--
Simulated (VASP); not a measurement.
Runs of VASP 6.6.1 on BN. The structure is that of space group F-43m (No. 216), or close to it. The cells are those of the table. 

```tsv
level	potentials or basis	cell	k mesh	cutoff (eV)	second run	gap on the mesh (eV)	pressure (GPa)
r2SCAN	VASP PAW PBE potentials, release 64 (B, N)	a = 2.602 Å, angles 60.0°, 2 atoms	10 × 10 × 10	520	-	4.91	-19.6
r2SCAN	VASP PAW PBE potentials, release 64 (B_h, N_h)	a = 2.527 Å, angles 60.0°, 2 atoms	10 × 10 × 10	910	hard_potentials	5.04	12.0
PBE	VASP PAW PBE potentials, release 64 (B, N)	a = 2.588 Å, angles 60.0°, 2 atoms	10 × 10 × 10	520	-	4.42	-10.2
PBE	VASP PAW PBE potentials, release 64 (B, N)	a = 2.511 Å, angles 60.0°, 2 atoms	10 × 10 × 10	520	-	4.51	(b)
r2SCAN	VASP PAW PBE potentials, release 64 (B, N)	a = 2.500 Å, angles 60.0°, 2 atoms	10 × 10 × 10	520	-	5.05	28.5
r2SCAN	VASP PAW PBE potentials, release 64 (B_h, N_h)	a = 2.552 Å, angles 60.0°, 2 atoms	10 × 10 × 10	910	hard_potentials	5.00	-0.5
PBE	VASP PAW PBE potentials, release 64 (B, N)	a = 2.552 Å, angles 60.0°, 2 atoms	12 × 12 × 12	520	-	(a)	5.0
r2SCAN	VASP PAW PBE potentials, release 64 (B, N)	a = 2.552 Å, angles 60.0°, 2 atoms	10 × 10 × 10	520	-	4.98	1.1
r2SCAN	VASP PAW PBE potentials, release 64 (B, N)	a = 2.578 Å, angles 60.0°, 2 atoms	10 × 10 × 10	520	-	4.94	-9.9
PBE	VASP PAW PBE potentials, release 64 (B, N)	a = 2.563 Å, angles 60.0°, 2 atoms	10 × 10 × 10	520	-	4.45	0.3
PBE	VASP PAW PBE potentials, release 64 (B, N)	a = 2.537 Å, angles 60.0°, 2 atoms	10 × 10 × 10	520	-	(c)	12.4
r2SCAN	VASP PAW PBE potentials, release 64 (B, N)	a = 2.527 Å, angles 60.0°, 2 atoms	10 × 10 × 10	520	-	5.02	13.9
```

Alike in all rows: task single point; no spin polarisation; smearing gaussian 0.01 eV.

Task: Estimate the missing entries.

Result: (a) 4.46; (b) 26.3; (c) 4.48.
--

Up to and including the line with "Task: Estimate the missing entries.", print every line of the records from the start.

Simulated (VASP); not a measurement.
Runs of VASP 6.6.1 on BN. The structure is that of space group F-43m (No. 216), or close to it. The cells are those of the table. 

```tsv
level	potentials or basis	cell	k mesh	cutoff (eV)	second run	gap on the mesh (eV)	pressure (GPa)
r2SCAN	VASP PAW PBE potentials, release 64 (B, N)	a = 2.602 Å, angles 60.0°, 2 atoms	10 × 10 × 10	520	-	4.91	-19.6
r2SCAN	VASP PAW PBE potentials, release 64 (B_h, N_h)	a = 2.527 Å, angles 60.0°, 2 atoms	10 × 10 × 10	910	hard_potentials	5.04	12.0
PBE	VASP PAW PBE potentials, release 64 (B, N)	a = 2.588 Å, angles 60.0°, 2 atoms	10 × 10 × 10	520	-	4.42	-10.2
PBE	VASP PAW PBE potentials, release 64 (B, N)	a = 2.511 Å, angles 60.0°, 2 atoms	10 × 10 × 10	520	-	4.51	(b)
r2SCAN	VASP PAW PBE potentials, release 64 (B, N)	a = 2.500 Å, angles 60.0°, 2 atoms	10 × 10 × 10	520	-	5.05	28.5
r2SCAN	VASP PAW PBE potentials, release 64 (B_h, N_h)	a = 2.552 Å, angles 60.0°, 2 atoms	10 × 10 × 10	910	hard_potentials	5.00	-0.5
PBE	VASP PAW PBE potentials, release 64 (B, N)	a = 2.552 Å, angles 60.0°, 2 atoms	12 × 12 × 12	520	-	(a)	5.0
r2SCAN	VASP PAW PBE potentials, release 64 (B, N)	a = 2.552 Å, angles 60.0°, 2 atoms	10 × 10 × 10	520	-	4.98	1.1
r2SCAN	VASP PAW PBE potentials, release 64 (B, N)	a = 2.578 Å, angles 60.0°, 2 atoms	10 × 10 × 10	520	-	4.94	-9.9
PBE	VASP PAW PBE potentials, release 64 (B, N)	a = 2.563 Å, angles 60.0°, 2 atoms	10 × 10 × 10	520	-	4.45	0.3
PBE	VASP PAW PBE potentials, release 64 (B, N)	a = 2.537 Å, angles 60.0°, 2 atoms	10 × 10 × 10	520	-	(c)	12.4
r2SCAN	VASP PAW PBE potentials, release 64 (B, N)	a = 2.527 Å, angles 60.0°, 2 atoms	10 × 10 × 10	520	-	5.02	13.9
```

Alike in all rows: task single point; no spin polarisation; smearing gaussian 0.01 eV.

Task: Estimate the missing entries.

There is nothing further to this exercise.